Assignment: In this exercise, reproduce all the entries that follow exactly.

Given data:
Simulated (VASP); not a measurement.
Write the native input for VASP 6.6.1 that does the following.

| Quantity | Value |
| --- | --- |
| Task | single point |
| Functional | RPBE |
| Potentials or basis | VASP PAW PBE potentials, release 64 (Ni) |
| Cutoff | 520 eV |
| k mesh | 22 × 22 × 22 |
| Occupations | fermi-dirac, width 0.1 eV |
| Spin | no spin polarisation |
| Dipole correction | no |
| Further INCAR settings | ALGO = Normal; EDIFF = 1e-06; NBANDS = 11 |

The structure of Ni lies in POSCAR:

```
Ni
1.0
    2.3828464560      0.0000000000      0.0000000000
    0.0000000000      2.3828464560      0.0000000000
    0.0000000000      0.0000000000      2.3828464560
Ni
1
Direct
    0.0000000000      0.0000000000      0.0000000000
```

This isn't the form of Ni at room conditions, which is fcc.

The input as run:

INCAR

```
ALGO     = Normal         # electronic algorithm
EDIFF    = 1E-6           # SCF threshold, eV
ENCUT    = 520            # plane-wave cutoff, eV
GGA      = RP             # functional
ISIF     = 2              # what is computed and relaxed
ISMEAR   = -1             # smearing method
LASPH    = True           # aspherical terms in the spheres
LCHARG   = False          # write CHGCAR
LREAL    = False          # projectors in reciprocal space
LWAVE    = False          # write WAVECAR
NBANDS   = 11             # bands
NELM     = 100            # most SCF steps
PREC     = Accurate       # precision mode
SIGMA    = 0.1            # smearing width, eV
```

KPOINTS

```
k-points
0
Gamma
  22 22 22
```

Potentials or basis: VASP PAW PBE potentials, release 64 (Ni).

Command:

Solution:
Simulated (VASP); not a measurement.
Write the native input for VASP 6.6.1 that does the following.

| Quantity | Value |
| --- | --- |
| Task | single point |
| Functional | RPBE |
| Potentials or basis | VASP PAW PBE potentials, release 64 (Ni) |
| Cutoff | 520 eV |
| k mesh | 22 × 22 × 22 |
| Occupations | fermi-dirac, width 0.1 eV |
| Spin | no spin polarisation |
| Dipole correction | no |
| Further INCAR settings | ALGO = Normal; EDIFF = 1e-06; NBANDS = 11 |

The structure of Ni lies in POSCAR:

```
Ni
1.0
    2.3828464560      0.0000000000      0.0000000000
    0.0000000000      2.3828464560      0.0000000000
    0.0000000000      0.0000000000      2.3828464560
Ni
1
Direct
    0.0000000000      0.0000000000      0.0000000000
```

This isn't the form of Ni at room conditions, which is fcc.

The input as run:

INCAR

```
ALGO     = Normal         # electronic algorithm
EDIFF    = 1E-6           # SCF threshold, eV
ENCUT    = 520            # plane-wave cutoff, eV
GGA      = RP             # functional
ISIF     = 2              # what is computed and relaxed
ISMEAR   = -1             # smearing method
LASPH    = True           # aspherical terms in the spheres
LCHARG   = False          # write CHGCAR
LREAL    = False          # projectors in reciprocal space
LWAVE    = False          # write WAVECAR
NBANDS   = 11             # bands
NELM     = 100            # most SCF steps
PREC     = Accurate       # precision mode
SIGMA    = 0.1            # smearing width, eV
```

KPOINTS

```
k-points
0
Gamma
  22 22 22
```

Potentials or basis: VASP PAW PBE potentials, release 64 (Ni).

Command:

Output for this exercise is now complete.